§ **WORK REQUEST**
Copy each of the records exactly.

§ **SOURCE INFORMATION**
=====

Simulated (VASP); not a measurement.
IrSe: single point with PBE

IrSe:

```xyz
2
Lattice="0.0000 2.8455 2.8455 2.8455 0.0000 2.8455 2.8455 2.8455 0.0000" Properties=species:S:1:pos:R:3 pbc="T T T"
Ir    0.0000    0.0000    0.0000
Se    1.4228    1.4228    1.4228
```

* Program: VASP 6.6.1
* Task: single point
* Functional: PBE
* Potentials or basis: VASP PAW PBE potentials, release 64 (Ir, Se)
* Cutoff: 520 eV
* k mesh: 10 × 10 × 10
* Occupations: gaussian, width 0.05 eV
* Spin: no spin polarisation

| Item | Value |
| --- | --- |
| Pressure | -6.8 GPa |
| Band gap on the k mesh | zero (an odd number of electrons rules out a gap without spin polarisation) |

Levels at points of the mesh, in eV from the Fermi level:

=====

§ **WRITTEN ANSWER**
Simulated (VASP); not a measurement.
IrSe: single point with PBE

IrSe:

```xyz
2
Lattice="0.0000 2.8455 2.8455 2.8455 0.0000 2.8455 2.8455 2.8455 0.0000" Properties=species:S:1:pos:R:3 pbc="T T T"
Ir    0.0000    0.0000    0.0000
Se    1.4228    1.4228    1.4228
```

* Program: VASP 6.6.1
* Task: single point
* Functional: PBE
* Potentials or basis: VASP PAW PBE potentials, release 64 (Ir, Se)
* Cutoff: 520 eV
* k mesh: 10 × 10 × 10
* Occupations: gaussian, width 0.05 eV
* Spin: no spin polarisation

| Item | Value |
| --- | --- |
| Pressure | -6.8 GPa |
| Band gap on the k mesh | zero (an odd number of electrons rules out a gap without spin polarisation) |

Levels at points of the mesh, in eV from the Fermi level:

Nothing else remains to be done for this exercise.